GIVEN INFORMATION.
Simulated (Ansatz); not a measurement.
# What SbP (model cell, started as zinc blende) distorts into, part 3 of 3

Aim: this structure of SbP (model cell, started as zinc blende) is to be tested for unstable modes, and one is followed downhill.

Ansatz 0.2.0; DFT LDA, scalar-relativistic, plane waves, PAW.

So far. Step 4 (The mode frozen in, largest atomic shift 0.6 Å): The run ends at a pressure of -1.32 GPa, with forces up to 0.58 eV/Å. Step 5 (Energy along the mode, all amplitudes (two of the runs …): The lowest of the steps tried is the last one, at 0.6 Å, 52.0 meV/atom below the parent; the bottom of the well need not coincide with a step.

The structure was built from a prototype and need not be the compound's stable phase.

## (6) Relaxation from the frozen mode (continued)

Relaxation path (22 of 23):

WORK ITEM.
A complete, exact transcription of the records is needed.

YOUR SOLUTION.
Simulated (Ansatz); not a measurement.
# What SbP (model cell, started as zinc blende) distorts into, part 3 of 3

Aim: this structure of SbP (model cell, started as zinc blende) is to be tested for unstable modes, and one is followed downhill.

Ansatz 0.2.0; DFT LDA, scalar-relativistic, plane waves, PAW.

So far. Step 4 (The mode frozen in, largest atomic shift 0.6 Å): The run ends at a pressure of -1.32 GPa, with forces up to 0.58 eV/Å. Step 5 (Energy along the mode, all amplitudes (two of the runs …): The lowest of the steps tried is the last one, at 0.6 Å, 52.0 meV/atom below the parent; the bottom of the well need not coincide with a step.

The structure was built from a prototype and need not be the compound's stable phase.

## (6) Relaxation from the frozen mode (continued)

Relaxation path (22 of 23):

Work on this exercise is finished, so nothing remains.